● **Information supplied**:
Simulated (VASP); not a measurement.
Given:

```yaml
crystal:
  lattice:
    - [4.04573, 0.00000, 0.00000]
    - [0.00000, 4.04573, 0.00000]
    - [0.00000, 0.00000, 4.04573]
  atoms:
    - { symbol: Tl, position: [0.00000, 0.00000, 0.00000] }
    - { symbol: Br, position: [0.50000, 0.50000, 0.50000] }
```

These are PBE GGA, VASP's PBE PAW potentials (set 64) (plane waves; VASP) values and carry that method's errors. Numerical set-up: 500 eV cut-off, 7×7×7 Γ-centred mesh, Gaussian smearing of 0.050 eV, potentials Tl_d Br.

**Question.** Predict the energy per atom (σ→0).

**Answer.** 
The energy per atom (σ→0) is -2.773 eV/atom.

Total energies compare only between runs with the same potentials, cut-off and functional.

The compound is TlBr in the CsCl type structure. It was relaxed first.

● **Work instruction**: Would you retype the records above without changing a word?

● **Answer section**:
Simulated (VASP); not a measurement.
Given:

```yaml
crystal:
  lattice:
    - [4.04573, 0.00000, 0.00000]
    - [0.00000, 4.04573, 0.00000]
    - [0.00000, 0.00000, 4.04573]
  atoms:
    - { symbol: Tl, position: [0.00000, 0.00000, 0.00000] }
    - { symbol: Br, position: [0.50000, 0.50000, 0.50000] }
```

These are PBE GGA, VASP's PBE PAW potentials (set 64) (plane waves; VASP) values and carry that method's errors. Numerical set-up: 500 eV cut-off, 7×7×7 Γ-centred mesh, Gaussian smearing of 0.050 eV, potentials Tl_d Br.

**Question.** Predict the energy per atom (σ→0).

**Answer.** 
The energy per atom (σ→0) is -2.773 eV/atom.

Total energies compare only between runs with the same potentials, cut-off and functional.

The compound is TlBr in the CsCl type structure. It was relaxed first.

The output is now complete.